The records below need to be restated word for word.

[Given records Boundary: Start]
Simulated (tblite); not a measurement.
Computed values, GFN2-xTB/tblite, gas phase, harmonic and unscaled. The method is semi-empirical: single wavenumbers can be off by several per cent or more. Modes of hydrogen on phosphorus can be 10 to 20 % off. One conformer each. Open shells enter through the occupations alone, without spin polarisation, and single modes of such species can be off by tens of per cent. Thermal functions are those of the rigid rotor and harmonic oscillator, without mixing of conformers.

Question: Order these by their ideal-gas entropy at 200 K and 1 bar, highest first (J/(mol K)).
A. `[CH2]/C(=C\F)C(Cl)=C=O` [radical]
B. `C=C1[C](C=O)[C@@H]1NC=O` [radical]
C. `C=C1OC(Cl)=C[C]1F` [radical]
[Given records Boundary: End]

**Exercise result:**
Simulated (tblite); not a measurement.
Computed values, GFN2-xTB/tblite, gas phase, harmonic and unscaled. The method is semi-empirical: single wavenumbers can be off by several per cent or more. Modes of hydrogen on phosphorus can be 10 to 20 % off. One conformer each. Open shells enter through the occupations alone, without spin polarisation, and single modes of such species can be off by tens of per cent. Thermal functions are those of the rigid rotor and harmonic oscillator, without mixing of conformers.

Question: Order these by their ideal-gas entropy at 200 K and 1 bar, highest first (J/(mol K)).
A. `[CH2]/C(=C\F)C(Cl)=C=O` [radical]
B. `C=C1[C](C=O)[C@@H]1NC=O` [radical]
C. `C=C1OC(Cl)=C[C]1F` [radical]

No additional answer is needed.